→ Assigned task: Retype every entry word for word.

→ Supplied data:
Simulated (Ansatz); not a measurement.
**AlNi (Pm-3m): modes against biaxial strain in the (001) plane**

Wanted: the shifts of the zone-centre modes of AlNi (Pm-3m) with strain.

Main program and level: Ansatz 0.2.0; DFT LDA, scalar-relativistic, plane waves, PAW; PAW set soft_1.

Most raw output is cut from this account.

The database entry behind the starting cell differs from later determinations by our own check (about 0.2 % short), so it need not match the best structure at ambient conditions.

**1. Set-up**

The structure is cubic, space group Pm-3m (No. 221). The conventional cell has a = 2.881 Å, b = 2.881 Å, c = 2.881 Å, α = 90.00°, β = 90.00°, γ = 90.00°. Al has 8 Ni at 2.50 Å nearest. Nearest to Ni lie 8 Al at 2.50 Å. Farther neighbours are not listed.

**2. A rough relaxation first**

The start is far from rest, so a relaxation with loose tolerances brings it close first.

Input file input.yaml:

→ Exercise result:
Simulated (Ansatz); not a measurement.
**AlNi (Pm-3m): modes against biaxial strain in the (001) plane**

Wanted: the shifts of the zone-centre modes of AlNi (Pm-3m) with strain.

Main program and level: Ansatz 0.2.0; DFT LDA, scalar-relativistic, plane waves, PAW; PAW set soft_1.

Most raw output is cut from this account.

The database entry behind the starting cell differs from later determinations by our own check (about 0.2 % short), so it need not match the best structure at ambient conditions.

**1. Set-up**

The structure is cubic, space group Pm-3m (No. 221). The conventional cell has a = 2.881 Å, b = 2.881 Å, c = 2.881 Å, α = 90.00°, β = 90.00°, γ = 90.00°. Al has 8 Ni at 2.50 Å nearest. Nearest to Ni lie 8 Al at 2.50 Å. Farther neighbours are not listed.

**2. A rough relaxation first**

The start is far from rest, so a relaxation with loose tolerances brings it close first.

Input file input.yaml:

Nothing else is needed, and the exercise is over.